- Assigned task: Restate word for word every line from the top of the data below down through the line that holds "A: A third-order".

- Record extracts:
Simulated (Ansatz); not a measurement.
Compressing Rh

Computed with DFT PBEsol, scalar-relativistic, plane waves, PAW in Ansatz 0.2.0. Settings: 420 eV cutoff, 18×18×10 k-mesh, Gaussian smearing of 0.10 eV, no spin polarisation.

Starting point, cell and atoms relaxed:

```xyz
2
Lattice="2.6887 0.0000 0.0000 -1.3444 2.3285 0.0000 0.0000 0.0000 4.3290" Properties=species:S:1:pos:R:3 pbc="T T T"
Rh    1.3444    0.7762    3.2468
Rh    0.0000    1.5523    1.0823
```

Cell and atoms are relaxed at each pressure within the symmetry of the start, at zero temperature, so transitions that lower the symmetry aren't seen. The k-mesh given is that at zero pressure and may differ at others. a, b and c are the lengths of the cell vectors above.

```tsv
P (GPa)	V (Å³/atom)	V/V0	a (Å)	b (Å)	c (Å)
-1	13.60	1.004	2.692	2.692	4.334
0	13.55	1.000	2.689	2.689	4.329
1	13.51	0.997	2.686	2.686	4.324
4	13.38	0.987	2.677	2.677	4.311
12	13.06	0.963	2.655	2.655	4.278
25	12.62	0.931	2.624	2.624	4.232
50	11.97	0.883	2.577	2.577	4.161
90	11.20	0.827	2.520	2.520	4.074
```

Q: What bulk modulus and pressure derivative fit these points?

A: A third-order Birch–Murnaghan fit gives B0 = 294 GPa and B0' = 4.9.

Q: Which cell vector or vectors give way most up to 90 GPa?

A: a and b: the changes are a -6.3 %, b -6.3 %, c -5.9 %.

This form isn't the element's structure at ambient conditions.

- Your response:
Simulated (Ansatz); not a measurement.
Compressing Rh

Computed with DFT PBEsol, scalar-relativistic, plane waves, PAW in Ansatz 0.2.0. Settings: 420 eV cutoff, 18×18×10 k-mesh, Gaussian smearing of 0.10 eV, no spin polarisation.

Starting point, cell and atoms relaxed:

```xyz
2
Lattice="2.6887 0.0000 0.0000 -1.3444 2.3285 0.0000 0.0000 0.0000 4.3290" Properties=species:S:1:pos:R:3 pbc="T T T"
Rh    1.3444    0.7762    3.2468
Rh    0.0000    1.5523    1.0823
```

Cell and atoms are relaxed at each pressure within the symmetry of the start, at zero temperature, so transitions that lower the symmetry aren't seen. The k-mesh given is that at zero pressure and may differ at others. a, b and c are the lengths of the cell vectors above.

```tsv
P (GPa)	V (Å³/atom)	V/V0	a (Å)	b (Å)	c (Å)
-1	13.60	1.004	2.692	2.692	4.334
0	13.55	1.000	2.689	2.689	4.329
1	13.51	0.997	2.686	2.686	4.324
4	13.38	0.987	2.677	2.677	4.311
12	13.06	0.963	2.655	2.655	4.278
25	12.62	0.931	2.624	2.624	4.232
50	11.97	0.883	2.577	2.577	4.161
90	11.20	0.827	2.520	2.520	4.074
```

Q: What bulk modulus and pressure derivative fit these points?

A: A third-order Birch–Murnaghan fit gives B0 = 294 GPa and B0' = 4.9.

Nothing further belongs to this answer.